▶ **DATASET RECORDS**:
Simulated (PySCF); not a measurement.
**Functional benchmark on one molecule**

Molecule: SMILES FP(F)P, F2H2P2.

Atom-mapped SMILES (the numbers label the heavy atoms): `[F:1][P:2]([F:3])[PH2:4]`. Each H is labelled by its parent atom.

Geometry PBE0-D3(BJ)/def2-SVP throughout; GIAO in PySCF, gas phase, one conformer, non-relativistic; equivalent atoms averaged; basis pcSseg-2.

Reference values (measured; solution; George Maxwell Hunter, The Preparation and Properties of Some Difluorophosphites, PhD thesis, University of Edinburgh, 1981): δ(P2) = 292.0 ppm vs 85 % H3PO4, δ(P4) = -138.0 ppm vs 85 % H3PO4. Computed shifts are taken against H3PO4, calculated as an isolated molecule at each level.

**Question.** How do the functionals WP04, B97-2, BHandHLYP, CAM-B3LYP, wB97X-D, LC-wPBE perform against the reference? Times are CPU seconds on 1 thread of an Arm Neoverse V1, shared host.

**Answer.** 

▶ **WORK ITEM**:
In full and without deviation, reproduce the entries above.

▶ **TASK ANSWER**:
Simulated (PySCF); not a measurement.
**Functional benchmark on one molecule**

Molecule: SMILES FP(F)P, F2H2P2.

Atom-mapped SMILES (the numbers label the heavy atoms): `[F:1][P:2]([F:3])[PH2:4]`. Each H is labelled by its parent atom.

Geometry PBE0-D3(BJ)/def2-SVP throughout; GIAO in PySCF, gas phase, one conformer, non-relativistic; equivalent atoms averaged; basis pcSseg-2.

Reference values (measured; solution; George Maxwell Hunter, The Preparation and Properties of Some Difluorophosphites, PhD thesis, University of Edinburgh, 1981): δ(P2) = 292.0 ppm vs 85 % H3PO4, δ(P4) = -138.0 ppm vs 85 % H3PO4. Computed shifts are taken against H3PO4, calculated as an isolated molecule at each level.

**Question.** How do the functionals WP04, B97-2, BHandHLYP, CAM-B3LYP, wB97X-D, LC-wPBE perform against the reference? Times are CPU seconds on 1 thread of an Arm Neoverse V1, shared host.

**Answer.** 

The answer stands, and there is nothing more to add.